> _Work instruction_
The data below is to be set down exactly.

> _Data under study_
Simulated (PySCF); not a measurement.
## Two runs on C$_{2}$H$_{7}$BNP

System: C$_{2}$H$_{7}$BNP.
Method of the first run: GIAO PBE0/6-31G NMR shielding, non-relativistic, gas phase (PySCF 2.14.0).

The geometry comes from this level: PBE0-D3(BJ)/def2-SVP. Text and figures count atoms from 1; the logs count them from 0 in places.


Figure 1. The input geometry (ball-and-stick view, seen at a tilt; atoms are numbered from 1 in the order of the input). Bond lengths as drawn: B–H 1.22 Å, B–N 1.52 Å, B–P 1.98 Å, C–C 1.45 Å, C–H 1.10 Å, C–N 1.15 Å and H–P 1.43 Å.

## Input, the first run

> _Answer box_
Simulated (PySCF); not a measurement.
## Two runs on C$_{2}$H$_{7}$BNP

System: C$_{2}$H$_{7}$BNP.
Method of the first run: GIAO PBE0/6-31G NMR shielding, non-relativistic, gas phase (PySCF 2.14.0).

The geometry comes from this level: PBE0-D3(BJ)/def2-SVP. Text and figures count atoms from 1; the logs count them from 0 in places.


Figure 1. The input geometry (ball-and-stick view, seen at a tilt; atoms are numbered from 1 in the order of the input). Bond lengths as drawn: B–H 1.22 Å, B–N 1.52 Å, B–P 1.98 Å, C–C 1.45 Å, C–H 1.10 Å, C–N 1.15 Å and H–P 1.43 Å.

## Input, the first run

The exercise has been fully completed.